Task item » A faithful, word-for-word transcription of all the data is what is needed.

Listed entries »
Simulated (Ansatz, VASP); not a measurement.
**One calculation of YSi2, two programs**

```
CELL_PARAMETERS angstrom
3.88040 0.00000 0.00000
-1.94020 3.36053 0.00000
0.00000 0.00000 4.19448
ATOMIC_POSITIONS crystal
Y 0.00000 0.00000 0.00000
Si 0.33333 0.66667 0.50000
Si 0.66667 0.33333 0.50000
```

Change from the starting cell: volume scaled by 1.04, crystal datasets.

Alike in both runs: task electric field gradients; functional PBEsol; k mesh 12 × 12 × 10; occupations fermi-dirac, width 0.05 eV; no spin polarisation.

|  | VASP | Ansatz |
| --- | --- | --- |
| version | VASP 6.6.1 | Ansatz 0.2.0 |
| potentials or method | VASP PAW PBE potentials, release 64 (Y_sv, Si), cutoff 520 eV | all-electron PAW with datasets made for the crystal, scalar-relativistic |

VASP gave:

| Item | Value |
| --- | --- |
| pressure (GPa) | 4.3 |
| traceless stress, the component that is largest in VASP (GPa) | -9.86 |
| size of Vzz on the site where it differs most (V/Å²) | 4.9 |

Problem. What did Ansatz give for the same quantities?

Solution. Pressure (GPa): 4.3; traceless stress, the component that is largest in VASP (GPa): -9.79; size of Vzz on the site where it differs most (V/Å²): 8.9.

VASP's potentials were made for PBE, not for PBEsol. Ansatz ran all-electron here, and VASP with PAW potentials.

Your response »
Simulated (Ansatz, VASP); not a measurement.
**One calculation of YSi2, two programs**

```
CELL_PARAMETERS angstrom
3.88040 0.00000 0.00000
-1.94020 3.36053 0.00000
0.00000 0.00000 4.19448
ATOMIC_POSITIONS crystal
Y 0.00000 0.00000 0.00000
Si 0.33333 0.66667 0.50000
Si 0.66667 0.33333 0.50000
```

Change from the starting cell: volume scaled by 1.04, crystal datasets.

Alike in both runs: task electric field gradients; functional PBEsol; k mesh 12 × 12 × 10; occupations fermi-dirac, width 0.05 eV; no spin polarisation.

|  | VASP | Ansatz |
| --- | --- | --- |
| version | VASP 6.6.1 | Ansatz 0.2.0 |
| potentials or method | VASP PAW PBE potentials, release 64 (Y_sv, Si), cutoff 520 eV | all-electron PAW with datasets made for the crystal, scalar-relativistic |

VASP gave:

| Item | Value |
| --- | --- |
| pressure (GPa) | 4.3 |
| traceless stress, the component that is largest in VASP (GPa) | -9.86 |
| size of Vzz on the site where it differs most (V/Å²) | 4.9 |

Problem. What did Ansatz give for the same quantities?

Solution. Pressure (GPa): 4.3; traceless stress, the component that is largest in VASP (GPa): -9.79; size of Vzz on the site where it differs most (V/Å²): 8.9.

VASP's potentials were made for PBE, not for PBEsol. Ansatz ran all-electron here, and VASP with PAW potentials.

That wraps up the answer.